» Requirement
Output the data that follows exactly, line for line.

+ + +

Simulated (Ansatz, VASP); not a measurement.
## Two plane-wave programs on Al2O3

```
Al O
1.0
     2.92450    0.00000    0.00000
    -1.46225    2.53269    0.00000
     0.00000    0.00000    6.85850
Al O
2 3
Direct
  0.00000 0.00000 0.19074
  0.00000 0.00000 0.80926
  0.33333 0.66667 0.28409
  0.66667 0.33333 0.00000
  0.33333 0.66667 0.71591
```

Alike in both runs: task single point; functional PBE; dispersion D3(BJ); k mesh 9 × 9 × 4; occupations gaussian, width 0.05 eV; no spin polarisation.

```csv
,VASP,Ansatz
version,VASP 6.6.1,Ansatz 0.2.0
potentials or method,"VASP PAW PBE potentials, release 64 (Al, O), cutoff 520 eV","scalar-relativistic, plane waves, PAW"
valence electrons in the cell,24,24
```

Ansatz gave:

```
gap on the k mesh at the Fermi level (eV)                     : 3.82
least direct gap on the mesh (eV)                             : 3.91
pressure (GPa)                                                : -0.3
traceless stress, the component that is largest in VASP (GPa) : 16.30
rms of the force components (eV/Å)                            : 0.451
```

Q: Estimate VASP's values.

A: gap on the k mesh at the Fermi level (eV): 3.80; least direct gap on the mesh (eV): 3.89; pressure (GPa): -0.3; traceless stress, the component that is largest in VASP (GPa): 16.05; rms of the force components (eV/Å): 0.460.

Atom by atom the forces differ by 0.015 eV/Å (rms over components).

+ + +

» Written reply
Simulated (Ansatz, VASP); not a measurement.
## Two plane-wave programs on Al2O3

```
Al O
1.0
     2.92450    0.00000    0.00000
    -1.46225    2.53269    0.00000
     0.00000    0.00000    6.85850
Al O
2 3
Direct
  0.00000 0.00000 0.19074
  0.00000 0.00000 0.80926
  0.33333 0.66667 0.28409
  0.66667 0.33333 0.00000
  0.33333 0.66667 0.71591
```

Alike in both runs: task single point; functional PBE; dispersion D3(BJ); k mesh 9 × 9 × 4; occupations gaussian, width 0.05 eV; no spin polarisation.

```csv
,VASP,Ansatz
version,VASP 6.6.1,Ansatz 0.2.0
potentials or method,"VASP PAW PBE potentials, release 64 (Al, O), cutoff 520 eV","scalar-relativistic, plane waves, PAW"
valence electrons in the cell,24,24
```

Ansatz gave:

```
gap on the k mesh at the Fermi level (eV)                     : 3.82
least direct gap on the mesh (eV)                             : 3.91
pressure (GPa)                                                : -0.3
traceless stress, the component that is largest in VASP (GPa) : 16.30
rms of the force components (eV/Å)                            : 0.451
```

Q: Estimate VASP's values.

A: gap on the k mesh at the Fermi level (eV): 3.80; least direct gap on the mesh (eV): 3.89; pressure (GPa): -0.3; traceless stress, the component that is largest in VASP (GPa): 16.05; rms of the force components (eV/Å): 0.460.

Atom by atom the forces differ by 0.015 eV/Å (rms over components).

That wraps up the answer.